=== Section Start ===
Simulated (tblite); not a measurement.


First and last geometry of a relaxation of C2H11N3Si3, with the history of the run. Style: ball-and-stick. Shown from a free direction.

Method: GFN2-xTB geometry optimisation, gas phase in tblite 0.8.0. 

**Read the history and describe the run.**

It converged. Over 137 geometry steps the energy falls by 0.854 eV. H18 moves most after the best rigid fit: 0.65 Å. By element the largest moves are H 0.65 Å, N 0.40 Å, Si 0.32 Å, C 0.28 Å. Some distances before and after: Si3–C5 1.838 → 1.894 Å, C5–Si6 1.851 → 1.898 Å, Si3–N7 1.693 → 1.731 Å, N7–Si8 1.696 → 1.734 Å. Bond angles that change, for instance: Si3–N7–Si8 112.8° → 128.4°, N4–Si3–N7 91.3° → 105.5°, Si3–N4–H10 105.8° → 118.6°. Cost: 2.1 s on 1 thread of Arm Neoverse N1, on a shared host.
=== Section End ===

An exact copy of the lines above, from the one containing "First and last" through the one containing "describe the run.**", is the whole of the answer.

First and last geometry of a relaxation of C2H11N3Si3, with the history of the run. Style: ball-and-stick. Shown from a free direction.

Method: GFN2-xTB geometry optimisation, gas phase in tblite 0.8.0. 

**Read the history and describe the run.**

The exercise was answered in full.